# # # # #
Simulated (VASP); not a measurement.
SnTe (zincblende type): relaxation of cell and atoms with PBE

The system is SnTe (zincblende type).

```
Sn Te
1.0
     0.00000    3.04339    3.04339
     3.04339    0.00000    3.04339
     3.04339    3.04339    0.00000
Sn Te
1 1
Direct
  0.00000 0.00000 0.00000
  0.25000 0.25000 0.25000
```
# # # # #

** Activity **
Transcribe the data above exactly as it reads.

** Result **
Simulated (VASP); not a measurement.
SnTe (zincblende type): relaxation of cell and atoms with PBE

The system is SnTe (zincblende type).

```
Sn Te
1.0
     0.00000    3.04339    3.04339
     3.04339    0.00000    3.04339
     3.04339    3.04339    0.00000
Sn Te
1 1
Direct
  0.00000 0.00000 0.00000
  0.25000 0.25000 0.25000
```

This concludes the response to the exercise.